**TASK ITEM**
Retype, word for word, every line from the one holding "of the input)." through the one holding "The structure was" in the entries below, both included, and only those lines.

⁂

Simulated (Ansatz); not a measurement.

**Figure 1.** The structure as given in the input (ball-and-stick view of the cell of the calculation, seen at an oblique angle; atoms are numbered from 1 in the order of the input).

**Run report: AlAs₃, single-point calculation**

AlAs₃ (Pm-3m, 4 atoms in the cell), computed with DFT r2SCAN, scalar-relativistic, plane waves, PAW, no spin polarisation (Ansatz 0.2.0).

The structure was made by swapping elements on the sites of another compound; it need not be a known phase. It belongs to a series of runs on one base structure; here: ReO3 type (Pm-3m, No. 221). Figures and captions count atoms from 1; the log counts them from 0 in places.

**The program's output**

⁂

**EXERCISE ANSWER**
**Figure 1.** The structure as given in the input (ball-and-stick view of the cell of the calculation, seen at an oblique angle; atoms are numbered from 1 in the order of the input).

**Run report: AlAs₃, single-point calculation**

AlAs₃ (Pm-3m, 4 atoms in the cell), computed with DFT r2SCAN, scalar-relativistic, plane waves, PAW, no spin polarisation (Ansatz 0.2.0).

The structure was made by swapping elements on the sites of another compound; it need not be a known phase. It belongs to a series of runs on one base structure; here: ReO3 type (Pm-3m, No. 221). Figures and captions count atoms from 1; the log counts them from 0 in places.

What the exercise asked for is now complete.